__Records supplied__:
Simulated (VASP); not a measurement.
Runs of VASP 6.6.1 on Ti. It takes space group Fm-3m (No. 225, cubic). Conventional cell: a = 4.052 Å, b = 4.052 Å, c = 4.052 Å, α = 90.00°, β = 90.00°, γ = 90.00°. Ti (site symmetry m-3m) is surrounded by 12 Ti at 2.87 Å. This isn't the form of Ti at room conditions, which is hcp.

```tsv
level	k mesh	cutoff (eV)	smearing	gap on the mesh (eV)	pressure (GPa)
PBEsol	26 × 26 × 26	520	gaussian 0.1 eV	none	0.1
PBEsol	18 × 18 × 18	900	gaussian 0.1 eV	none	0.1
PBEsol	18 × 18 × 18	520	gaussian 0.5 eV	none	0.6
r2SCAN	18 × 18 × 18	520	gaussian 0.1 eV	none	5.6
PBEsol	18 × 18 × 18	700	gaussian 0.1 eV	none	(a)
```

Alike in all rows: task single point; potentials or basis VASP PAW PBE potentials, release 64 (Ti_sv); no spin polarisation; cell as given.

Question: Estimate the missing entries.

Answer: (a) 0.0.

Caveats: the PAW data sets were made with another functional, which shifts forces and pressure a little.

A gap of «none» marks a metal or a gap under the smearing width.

__Activity__: From the data above, copy each line exactly.

__Task response__:
Simulated (VASP); not a measurement.
Runs of VASP 6.6.1 on Ti. It takes space group Fm-3m (No. 225, cubic). Conventional cell: a = 4.052 Å, b = 4.052 Å, c = 4.052 Å, α = 90.00°, β = 90.00°, γ = 90.00°. Ti (site symmetry m-3m) is surrounded by 12 Ti at 2.87 Å. This isn't the form of Ti at room conditions, which is hcp.

```tsv
level	k mesh	cutoff (eV)	smearing	gap on the mesh (eV)	pressure (GPa)
PBEsol	26 × 26 × 26	520	gaussian 0.1 eV	none	0.1
PBEsol	18 × 18 × 18	900	gaussian 0.1 eV	none	0.1
PBEsol	18 × 18 × 18	520	gaussian 0.5 eV	none	0.6
r2SCAN	18 × 18 × 18	520	gaussian 0.1 eV	none	5.6
PBEsol	18 × 18 × 18	700	gaussian 0.1 eV	none	(a)
```

Alike in all rows: task single point; potentials or basis VASP PAW PBE potentials, release 64 (Ti_sv); no spin polarisation; cell as given.

Question: Estimate the missing entries.

Answer: (a) 0.0.

Caveats: the PAW data sets were made with another functional, which shifts forces and pressure a little.

A gap of «none» marks a metal or a gap under the smearing width.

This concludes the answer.